___ Record extracts

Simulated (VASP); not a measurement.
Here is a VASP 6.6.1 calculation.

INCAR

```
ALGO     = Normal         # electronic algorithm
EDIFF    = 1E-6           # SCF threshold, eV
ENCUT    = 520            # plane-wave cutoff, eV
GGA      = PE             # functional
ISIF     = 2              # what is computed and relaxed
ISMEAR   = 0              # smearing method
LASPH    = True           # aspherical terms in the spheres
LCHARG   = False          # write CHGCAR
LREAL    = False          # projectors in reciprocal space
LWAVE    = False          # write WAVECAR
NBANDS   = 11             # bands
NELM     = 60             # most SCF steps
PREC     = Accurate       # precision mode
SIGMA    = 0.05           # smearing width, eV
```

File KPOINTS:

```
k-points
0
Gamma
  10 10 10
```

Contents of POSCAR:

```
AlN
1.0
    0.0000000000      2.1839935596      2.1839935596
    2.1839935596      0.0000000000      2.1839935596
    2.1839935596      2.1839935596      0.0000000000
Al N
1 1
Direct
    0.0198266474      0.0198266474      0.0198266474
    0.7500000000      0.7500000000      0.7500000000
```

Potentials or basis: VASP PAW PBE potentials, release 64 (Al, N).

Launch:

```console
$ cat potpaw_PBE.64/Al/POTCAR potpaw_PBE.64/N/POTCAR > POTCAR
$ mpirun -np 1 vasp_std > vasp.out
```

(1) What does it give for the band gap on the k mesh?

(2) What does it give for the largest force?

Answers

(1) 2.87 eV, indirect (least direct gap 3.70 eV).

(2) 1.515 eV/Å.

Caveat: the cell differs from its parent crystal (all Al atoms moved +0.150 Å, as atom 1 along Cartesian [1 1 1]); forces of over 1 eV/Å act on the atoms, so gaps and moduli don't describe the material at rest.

______

The response must consist solely of the lines from the top of the records through the line holding "(2) 1.515 eV/Å.", copied word for word.

**Written reply**
Simulated (VASP); not a measurement.
Here is a VASP 6.6.1 calculation.

INCAR

```
ALGO     = Normal         # electronic algorithm
EDIFF    = 1E-6           # SCF threshold, eV
ENCUT    = 520            # plane-wave cutoff, eV
GGA      = PE             # functional
ISIF     = 2              # what is computed and relaxed
ISMEAR   = 0              # smearing method
LASPH    = True           # aspherical terms in the spheres
LCHARG   = False          # write CHGCAR
LREAL    = False          # projectors in reciprocal space
LWAVE    = False          # write WAVECAR
NBANDS   = 11             # bands
NELM     = 60             # most SCF steps
PREC     = Accurate       # precision mode
SIGMA    = 0.05           # smearing width, eV
```

File KPOINTS:

```
k-points
0
Gamma
  10 10 10
```

Contents of POSCAR:

```
AlN
1.0
    0.0000000000      2.1839935596      2.1839935596
    2.1839935596      0.0000000000      2.1839935596
    2.1839935596      2.1839935596      0.0000000000
Al N
1 1
Direct
    0.0198266474      0.0198266474      0.0198266474
    0.7500000000      0.7500000000      0.7500000000
```

Potentials or basis: VASP PAW PBE potentials, release 64 (Al, N).

Launch:

```console
$ cat potpaw_PBE.64/Al/POTCAR potpaw_PBE.64/N/POTCAR > POTCAR
$ mpirun -np 1 vasp_std > vasp.out
```

(1) What does it give for the band gap on the k mesh?

(2) What does it give for the largest force?

Answers

(1) 2.87 eV, indirect (least direct gap 3.70 eV).

(2) 1.515 eV/Å.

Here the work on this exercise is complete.